(Beginning of Data excerpts)

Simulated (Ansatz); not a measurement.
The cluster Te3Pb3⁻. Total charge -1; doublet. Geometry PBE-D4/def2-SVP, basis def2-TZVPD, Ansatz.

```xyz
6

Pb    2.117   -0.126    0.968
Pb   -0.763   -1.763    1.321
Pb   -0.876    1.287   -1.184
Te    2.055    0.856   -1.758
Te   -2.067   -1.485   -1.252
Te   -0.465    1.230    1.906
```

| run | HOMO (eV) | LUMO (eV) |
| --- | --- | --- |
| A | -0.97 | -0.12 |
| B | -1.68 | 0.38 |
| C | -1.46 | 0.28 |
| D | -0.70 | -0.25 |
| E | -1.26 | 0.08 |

(End of Data excerpts)

Make an exact transcription of the entries.

● **Result**:
Simulated (Ansatz); not a measurement.
The cluster Te3Pb3⁻. Total charge -1; doublet. Geometry PBE-D4/def2-SVP, basis def2-TZVPD, Ansatz.

```xyz
6

Pb    2.117   -0.126    0.968
Pb   -0.763   -1.763    1.321
Pb   -0.876    1.287   -1.184
Te    2.055    0.856   -1.758
Te   -2.067   -1.485   -1.252
Te   -0.465    1.230    1.906
```

| run | HOMO (eV) | LUMO (eV) |
| --- | --- | --- |
| A | -0.97 | -0.12 |
| B | -1.68 | 0.38 |
| C | -1.46 | 0.28 |
| D | -0.70 | -0.25 |
| E | -1.26 | 0.08 |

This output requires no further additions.